_AVAILABLE DATA_.
★ ★ ★ ★ ★

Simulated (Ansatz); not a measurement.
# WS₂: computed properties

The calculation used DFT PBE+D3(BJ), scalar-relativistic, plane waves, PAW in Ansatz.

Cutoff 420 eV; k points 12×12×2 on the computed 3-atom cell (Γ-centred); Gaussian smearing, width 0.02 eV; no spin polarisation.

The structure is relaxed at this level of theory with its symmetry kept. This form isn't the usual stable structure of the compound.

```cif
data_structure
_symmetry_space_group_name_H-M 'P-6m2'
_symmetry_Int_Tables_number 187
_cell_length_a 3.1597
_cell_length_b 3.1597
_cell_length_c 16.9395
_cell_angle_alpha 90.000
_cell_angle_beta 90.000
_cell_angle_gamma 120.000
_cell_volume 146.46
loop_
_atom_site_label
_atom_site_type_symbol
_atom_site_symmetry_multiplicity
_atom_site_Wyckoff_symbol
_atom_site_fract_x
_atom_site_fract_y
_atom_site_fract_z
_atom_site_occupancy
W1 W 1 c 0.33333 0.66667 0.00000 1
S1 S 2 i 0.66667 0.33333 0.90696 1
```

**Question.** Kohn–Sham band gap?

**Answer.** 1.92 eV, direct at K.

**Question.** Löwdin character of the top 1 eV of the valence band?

★ ★ ★ ★ ★

_REQUIREMENT_. Retype all of the material. Each line must match exactly.

_YOUR SOLUTION_.
Simulated (Ansatz); not a measurement.
# WS₂: computed properties

The calculation used DFT PBE+D3(BJ), scalar-relativistic, plane waves, PAW in Ansatz.

Cutoff 420 eV; k points 12×12×2 on the computed 3-atom cell (Γ-centred); Gaussian smearing, width 0.02 eV; no spin polarisation.

The structure is relaxed at this level of theory with its symmetry kept. This form isn't the usual stable structure of the compound.

```cif
data_structure
_symmetry_space_group_name_H-M 'P-6m2'
_symmetry_Int_Tables_number 187
_cell_length_a 3.1597
_cell_length_b 3.1597
_cell_length_c 16.9395
_cell_angle_alpha 90.000
_cell_angle_beta 90.000
_cell_angle_gamma 120.000
_cell_volume 146.46
loop_
_atom_site_label
_atom_site_type_symbol
_atom_site_symmetry_multiplicity
_atom_site_Wyckoff_symbol
_atom_site_fract_x
_atom_site_fract_y
_atom_site_fract_z
_atom_site_occupancy
W1 W 1 c 0.33333 0.66667 0.00000 1
S1 S 2 i 0.66667 0.33333 0.90696 1
```

**Question.** Kohn–Sham band gap?

**Answer.** 1.92 eV, direct at K.

**Question.** Löwdin character of the top 1 eV of the valence band?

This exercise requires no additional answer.